Information —
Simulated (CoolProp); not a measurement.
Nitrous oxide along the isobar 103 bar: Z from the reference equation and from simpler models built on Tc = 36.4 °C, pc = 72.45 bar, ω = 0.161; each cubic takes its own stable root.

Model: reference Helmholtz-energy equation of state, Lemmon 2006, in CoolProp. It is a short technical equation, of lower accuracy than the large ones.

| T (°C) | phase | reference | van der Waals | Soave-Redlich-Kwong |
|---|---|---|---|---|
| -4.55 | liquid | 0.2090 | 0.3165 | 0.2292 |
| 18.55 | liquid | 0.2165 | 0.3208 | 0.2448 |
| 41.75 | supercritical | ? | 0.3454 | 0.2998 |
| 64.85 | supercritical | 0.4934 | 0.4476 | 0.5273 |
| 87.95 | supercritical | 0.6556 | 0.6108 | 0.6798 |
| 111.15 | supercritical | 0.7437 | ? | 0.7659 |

Task item — Retype all of the records above, word for word.

Response —
Simulated (CoolProp); not a measurement.
Nitrous oxide along the isobar 103 bar: Z from the reference equation and from simpler models built on Tc = 36.4 °C, pc = 72.45 bar, ω = 0.161; each cubic takes its own stable root.

Model: reference Helmholtz-energy equation of state, Lemmon 2006, in CoolProp. It is a short technical equation, of lower accuracy than the large ones.

| T (°C) | phase | reference | van der Waals | Soave-Redlich-Kwong |
|---|---|---|---|---|
| -4.55 | liquid | 0.2090 | 0.3165 | 0.2292 |
| 18.55 | liquid | 0.2165 | 0.3208 | 0.2448 |
| 41.75 | supercritical | ? | 0.3454 | 0.2998 |
| 64.85 | supercritical | 0.4934 | 0.4476 | 0.5273 |
| 87.95 | supercritical | 0.6556 | 0.6108 | 0.6798 |
| 111.15 | supercritical | 0.7437 | ? | 0.7659 |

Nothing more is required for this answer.